Action item
The data must be copied over exactly and in full.

Excerpted records
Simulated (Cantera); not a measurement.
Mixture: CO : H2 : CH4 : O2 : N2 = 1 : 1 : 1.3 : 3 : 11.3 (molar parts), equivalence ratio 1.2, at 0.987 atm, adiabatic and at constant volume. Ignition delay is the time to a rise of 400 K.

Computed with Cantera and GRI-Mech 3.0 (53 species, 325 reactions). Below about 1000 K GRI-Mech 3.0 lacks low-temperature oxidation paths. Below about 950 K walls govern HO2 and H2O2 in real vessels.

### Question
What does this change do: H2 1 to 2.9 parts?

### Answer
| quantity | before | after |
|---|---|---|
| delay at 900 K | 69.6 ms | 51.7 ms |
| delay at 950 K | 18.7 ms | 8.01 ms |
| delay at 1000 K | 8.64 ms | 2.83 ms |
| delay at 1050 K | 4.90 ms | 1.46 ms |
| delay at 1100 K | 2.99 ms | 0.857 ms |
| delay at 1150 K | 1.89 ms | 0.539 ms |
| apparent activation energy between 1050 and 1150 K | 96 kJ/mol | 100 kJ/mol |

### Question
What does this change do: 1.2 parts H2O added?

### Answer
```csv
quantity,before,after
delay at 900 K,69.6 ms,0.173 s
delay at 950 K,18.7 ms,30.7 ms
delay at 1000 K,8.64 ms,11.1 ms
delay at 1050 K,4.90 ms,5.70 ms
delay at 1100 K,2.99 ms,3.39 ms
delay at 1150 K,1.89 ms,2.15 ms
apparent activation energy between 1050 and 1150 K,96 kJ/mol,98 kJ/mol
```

Task answer
Simulated (Cantera); not a measurement.
Mixture: CO : H2 : CH4 : O2 : N2 = 1 : 1 : 1.3 : 3 : 11.3 (molar parts), equivalence ratio 1.2, at 0.987 atm, adiabatic and at constant volume. Ignition delay is the time to a rise of 400 K.

Computed with Cantera and GRI-Mech 3.0 (53 species, 325 reactions). Below about 1000 K GRI-Mech 3.0 lacks low-temperature oxidation paths. Below about 950 K walls govern HO2 and H2O2 in real vessels.

### Question
What does this change do: H2 1 to 2.9 parts?

### Answer
| quantity | before | after |
|---|---|---|
| delay at 900 K | 69.6 ms | 51.7 ms |
| delay at 950 K | 18.7 ms | 8.01 ms |
| delay at 1000 K | 8.64 ms | 2.83 ms |
| delay at 1050 K | 4.90 ms | 1.46 ms |
| delay at 1100 K | 2.99 ms | 0.857 ms |
| delay at 1150 K | 1.89 ms | 0.539 ms |
| apparent activation energy between 1050 and 1150 K | 96 kJ/mol | 100 kJ/mol |

### Question
What does this change do: 1.2 parts H2O added?

### Answer
```csv
quantity,before,after
delay at 900 K,69.6 ms,0.173 s
delay at 950 K,18.7 ms,30.7 ms
delay at 1000 K,8.64 ms,11.1 ms
delay at 1050 K,4.90 ms,5.70 ms
delay at 1100 K,2.99 ms,3.39 ms
delay at 1150 K,1.89 ms,2.15 ms
apparent activation energy between 1050 and 1150 K,96 kJ/mol,98 kJ/mol
```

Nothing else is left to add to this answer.